※
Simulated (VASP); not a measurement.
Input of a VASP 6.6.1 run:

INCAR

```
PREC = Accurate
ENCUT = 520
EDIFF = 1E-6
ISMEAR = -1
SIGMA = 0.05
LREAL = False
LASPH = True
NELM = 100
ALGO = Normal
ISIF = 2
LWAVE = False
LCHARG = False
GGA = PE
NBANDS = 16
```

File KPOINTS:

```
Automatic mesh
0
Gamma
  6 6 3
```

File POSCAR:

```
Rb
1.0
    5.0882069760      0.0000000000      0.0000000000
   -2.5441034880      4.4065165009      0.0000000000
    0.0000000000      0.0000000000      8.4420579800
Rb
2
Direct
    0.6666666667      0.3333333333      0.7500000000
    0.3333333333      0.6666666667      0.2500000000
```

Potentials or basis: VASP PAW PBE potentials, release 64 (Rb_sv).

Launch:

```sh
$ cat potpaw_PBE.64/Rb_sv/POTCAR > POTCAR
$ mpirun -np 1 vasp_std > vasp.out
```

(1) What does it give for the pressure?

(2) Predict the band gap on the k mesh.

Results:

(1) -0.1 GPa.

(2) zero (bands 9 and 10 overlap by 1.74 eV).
※

__ACTIVITY__: All lines above should be output verbatim.

__REPLY__:
Simulated (VASP); not a measurement.
Input of a VASP 6.6.1 run:

INCAR

```
PREC = Accurate
ENCUT = 520
EDIFF = 1E-6
ISMEAR = -1
SIGMA = 0.05
LREAL = False
LASPH = True
NELM = 100
ALGO = Normal
ISIF = 2
LWAVE = False
LCHARG = False
GGA = PE
NBANDS = 16
```

File KPOINTS:

```
Automatic mesh
0
Gamma
  6 6 3
```

File POSCAR:

```
Rb
1.0
    5.0882069760      0.0000000000      0.0000000000
   -2.5441034880      4.4065165009      0.0000000000
    0.0000000000      0.0000000000      8.4420579800
Rb
2
Direct
    0.6666666667      0.3333333333      0.7500000000
    0.3333333333      0.6666666667      0.2500000000
```

Potentials or basis: VASP PAW PBE potentials, release 64 (Rb_sv).

Launch:

```sh
$ cat potpaw_PBE.64/Rb_sv/POTCAR > POTCAR
$ mpirun -np 1 vasp_std > vasp.out
```

(1) What does it give for the pressure?

(2) Predict the band gap on the k mesh.

Results:

(1) -0.1 GPa.

(2) zero (bands 9 and 10 overlap by 1.74 eV).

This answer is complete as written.